┌──

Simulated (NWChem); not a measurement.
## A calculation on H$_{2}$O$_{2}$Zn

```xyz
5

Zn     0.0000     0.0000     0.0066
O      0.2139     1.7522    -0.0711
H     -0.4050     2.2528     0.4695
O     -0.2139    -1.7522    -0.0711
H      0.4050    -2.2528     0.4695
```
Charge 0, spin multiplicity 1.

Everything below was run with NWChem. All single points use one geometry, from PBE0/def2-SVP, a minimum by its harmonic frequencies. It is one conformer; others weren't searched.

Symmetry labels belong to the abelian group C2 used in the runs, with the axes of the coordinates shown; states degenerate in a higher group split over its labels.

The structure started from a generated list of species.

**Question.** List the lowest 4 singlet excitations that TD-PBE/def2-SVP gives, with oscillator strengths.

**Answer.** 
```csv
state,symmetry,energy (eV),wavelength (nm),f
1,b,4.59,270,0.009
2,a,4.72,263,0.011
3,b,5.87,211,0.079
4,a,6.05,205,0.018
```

└──

| Required action |
Restate, word for word and with nothing added, the lines from the first line of the listing through the one where "Charge 0, spin multiplicity 1." stands.

| Written answer |
Simulated (NWChem); not a measurement.
## A calculation on H$_{2}$O$_{2}$Zn

```xyz
5

Zn     0.0000     0.0000     0.0066
O      0.2139     1.7522    -0.0711
H     -0.4050     2.2528     0.4695
O     -0.2139    -1.7522    -0.0711
H      0.4050    -2.2528     0.4695
```
Charge 0, spin multiplicity 1.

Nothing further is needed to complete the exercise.